▸ **WORK REQUEST**
Set down, exactly, every line from the top of the listing through the one holding "A: Pressure (GPa): 12.0;".

+++ DATASET EXTRACT

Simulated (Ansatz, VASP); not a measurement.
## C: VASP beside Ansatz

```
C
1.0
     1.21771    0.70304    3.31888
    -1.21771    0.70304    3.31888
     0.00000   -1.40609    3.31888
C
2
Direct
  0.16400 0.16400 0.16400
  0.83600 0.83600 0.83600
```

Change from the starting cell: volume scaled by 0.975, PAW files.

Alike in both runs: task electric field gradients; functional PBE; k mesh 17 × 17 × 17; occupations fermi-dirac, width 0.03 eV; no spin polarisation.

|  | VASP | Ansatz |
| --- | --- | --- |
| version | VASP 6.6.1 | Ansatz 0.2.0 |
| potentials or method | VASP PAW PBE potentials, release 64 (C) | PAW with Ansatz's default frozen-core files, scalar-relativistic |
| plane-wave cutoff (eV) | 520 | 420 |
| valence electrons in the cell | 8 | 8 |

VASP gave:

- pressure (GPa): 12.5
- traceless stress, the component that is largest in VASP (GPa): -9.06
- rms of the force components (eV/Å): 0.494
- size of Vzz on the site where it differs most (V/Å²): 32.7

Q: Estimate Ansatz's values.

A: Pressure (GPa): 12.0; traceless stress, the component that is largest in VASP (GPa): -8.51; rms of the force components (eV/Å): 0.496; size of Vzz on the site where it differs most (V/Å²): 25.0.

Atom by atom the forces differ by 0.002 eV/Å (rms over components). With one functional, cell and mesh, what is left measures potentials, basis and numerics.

++++++

▸ **PROBLEM SOLUTION**
Simulated (Ansatz, VASP); not a measurement.
## C: VASP beside Ansatz

```
C
1.0
     1.21771    0.70304    3.31888
    -1.21771    0.70304    3.31888
     0.00000   -1.40609    3.31888
C
2
Direct
  0.16400 0.16400 0.16400
  0.83600 0.83600 0.83600
```

Change from the starting cell: volume scaled by 0.975, PAW files.

Alike in both runs: task electric field gradients; functional PBE; k mesh 17 × 17 × 17; occupations fermi-dirac, width 0.03 eV; no spin polarisation.

|  | VASP | Ansatz |
| --- | --- | --- |
| version | VASP 6.6.1 | Ansatz 0.2.0 |
| potentials or method | VASP PAW PBE potentials, release 64 (C) | PAW with Ansatz's default frozen-core files, scalar-relativistic |
| plane-wave cutoff (eV) | 520 | 420 |
| valence electrons in the cell | 8 | 8 |

VASP gave:

- pressure (GPa): 12.5
- traceless stress, the component that is largest in VASP (GPa): -9.06
- rms of the force components (eV/Å): 0.494
- size of Vzz on the site where it differs most (V/Å²): 32.7

Q: Estimate Ansatz's values.

A: Pressure (GPa): 12.0; traceless stress, the component that is largest in VASP (GPa): -8.51; rms of the force components (eV/Å): 0.496; size of Vzz on the site where it differs most (V/Å²): 25.0.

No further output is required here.